**LISTED ENTRIES**
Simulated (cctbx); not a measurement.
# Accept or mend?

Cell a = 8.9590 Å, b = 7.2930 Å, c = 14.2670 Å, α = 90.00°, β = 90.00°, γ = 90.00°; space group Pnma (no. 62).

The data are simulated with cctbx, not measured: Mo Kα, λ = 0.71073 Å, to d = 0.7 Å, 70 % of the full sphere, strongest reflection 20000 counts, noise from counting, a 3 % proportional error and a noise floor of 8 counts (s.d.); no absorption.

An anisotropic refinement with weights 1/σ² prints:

**ACTIVITY**
Write every line of the material above again, exactly.

**ANSWER BOX**
Simulated (cctbx); not a measurement.
# Accept or mend?

Cell a = 8.9590 Å, b = 7.2930 Å, c = 14.2670 Å, α = 90.00°, β = 90.00°, γ = 90.00°; space group Pnma (no. 62).

The data are simulated with cctbx, not measured: Mo Kα, λ = 0.71073 Å, to d = 0.7 Å, 70 % of the full sphere, strongest reflection 20000 counts, noise from counting, a 3 % proportional error and a noise floor of 8 counts (s.d.); no absorption.

An anisotropic refinement with weights 1/σ² prints:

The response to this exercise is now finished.